For the entries below, the expected answer is the line with "## Calculated data, SiC", the line with "Settings shared by", and every line between them, exactly as written, and nothing more.

-- DATA SUPPLIED follows --

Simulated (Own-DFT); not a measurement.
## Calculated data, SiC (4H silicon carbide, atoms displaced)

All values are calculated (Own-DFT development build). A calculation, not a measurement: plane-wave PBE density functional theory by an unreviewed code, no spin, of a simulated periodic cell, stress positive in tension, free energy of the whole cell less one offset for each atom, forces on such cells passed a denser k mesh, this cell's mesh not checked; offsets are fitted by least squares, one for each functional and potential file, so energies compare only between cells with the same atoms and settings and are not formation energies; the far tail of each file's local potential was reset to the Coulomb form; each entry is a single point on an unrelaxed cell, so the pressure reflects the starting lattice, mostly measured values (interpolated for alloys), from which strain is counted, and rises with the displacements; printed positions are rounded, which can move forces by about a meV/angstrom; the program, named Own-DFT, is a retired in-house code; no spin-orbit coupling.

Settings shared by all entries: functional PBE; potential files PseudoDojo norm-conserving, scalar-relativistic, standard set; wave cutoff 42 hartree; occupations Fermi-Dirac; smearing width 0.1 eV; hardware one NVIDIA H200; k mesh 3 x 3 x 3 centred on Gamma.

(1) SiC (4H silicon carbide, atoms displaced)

-- DATA SUPPLIED concluded --

ANSWER AREA —
## Calculated data, SiC (4H silicon carbide, atoms displaced)

All values are calculated (Own-DFT development build). A calculation, not a measurement: plane-wave PBE density functional theory by an unreviewed code, no spin, of a simulated periodic cell, stress positive in tension, free energy of the whole cell less one offset for each atom, forces on such cells passed a denser k mesh, this cell's mesh not checked; offsets are fitted by least squares, one for each functional and potential file, so energies compare only between cells with the same atoms and settings and are not formation energies; the far tail of each file's local potential was reset to the Coulomb form; each entry is a single point on an unrelaxed cell, so the pressure reflects the starting lattice, mostly measured values (interpolated for alloys), from which strain is counted, and rises with the displacements; printed positions are rounded, which can move forces by about a meV/angstrom; the program, named Own-DFT, is a retired in-house code; no spin-orbit coupling.

Settings shared by all entries: functional PBE; potential files PseudoDojo norm-conserving, scalar-relativistic, standard set; wave cutoff 42 hartree; occupations Fermi-Dirac; smearing width 0.1 eV; hardware one NVIDIA H200; k mesh 3 x 3 x 3 centred on Gamma.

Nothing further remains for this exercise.